Below are some records; reproduce them exactly.

SUPPLIED MATERIAL: Begin

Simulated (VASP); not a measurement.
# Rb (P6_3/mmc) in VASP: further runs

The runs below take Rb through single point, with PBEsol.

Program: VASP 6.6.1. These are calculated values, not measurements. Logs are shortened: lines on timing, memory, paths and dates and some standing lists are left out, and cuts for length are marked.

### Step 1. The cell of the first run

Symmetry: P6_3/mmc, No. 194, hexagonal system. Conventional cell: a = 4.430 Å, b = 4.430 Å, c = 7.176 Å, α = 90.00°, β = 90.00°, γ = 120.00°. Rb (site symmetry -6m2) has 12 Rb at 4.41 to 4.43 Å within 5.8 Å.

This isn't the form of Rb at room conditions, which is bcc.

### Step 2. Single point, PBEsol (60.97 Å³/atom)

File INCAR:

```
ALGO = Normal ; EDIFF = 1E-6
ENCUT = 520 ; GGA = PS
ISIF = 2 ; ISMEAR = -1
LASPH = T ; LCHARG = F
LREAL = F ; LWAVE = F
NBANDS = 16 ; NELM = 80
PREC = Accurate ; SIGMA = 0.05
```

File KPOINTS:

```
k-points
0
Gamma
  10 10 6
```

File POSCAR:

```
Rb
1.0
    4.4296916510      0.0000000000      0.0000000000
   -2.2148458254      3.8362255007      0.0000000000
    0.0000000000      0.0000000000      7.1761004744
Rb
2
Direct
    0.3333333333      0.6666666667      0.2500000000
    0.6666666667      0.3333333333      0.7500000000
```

SUPPLIED MATERIAL: End

• **PROBLEM SOLUTION**:
Simulated (VASP); not a measurement.
# Rb (P6_3/mmc) in VASP: further runs

The runs below take Rb through single point, with PBEsol.

Program: VASP 6.6.1. These are calculated values, not measurements. Logs are shortened: lines on timing, memory, paths and dates and some standing lists are left out, and cuts for length are marked.

### Step 1. The cell of the first run

Symmetry: P6_3/mmc, No. 194, hexagonal system. Conventional cell: a = 4.430 Å, b = 4.430 Å, c = 7.176 Å, α = 90.00°, β = 90.00°, γ = 120.00°. Rb (site symmetry -6m2) has 12 Rb at 4.41 to 4.43 Å within 5.8 Å.

This isn't the form of Rb at room conditions, which is bcc.

### Step 2. Single point, PBEsol (60.97 Å³/atom)

File INCAR:

```
ALGO = Normal ; EDIFF = 1E-6
ENCUT = 520 ; GGA = PS
ISIF = 2 ; ISMEAR = -1
LASPH = T ; LCHARG = F
LREAL = F ; LWAVE = F
NBANDS = 16 ; NELM = 80
PREC = Accurate ; SIGMA = 0.05
```

File KPOINTS:

```
k-points
0
Gamma
  10 10 6
```

File POSCAR:

```
Rb
1.0
    4.4296916510      0.0000000000      0.0000000000
   -2.2148458254      3.8362255007      0.0000000000
    0.0000000000      0.0000000000      7.1761004744
Rb
2
Direct
    0.3333333333      0.6666666667      0.2500000000
    0.6666666667      0.3333333333      0.7500000000
```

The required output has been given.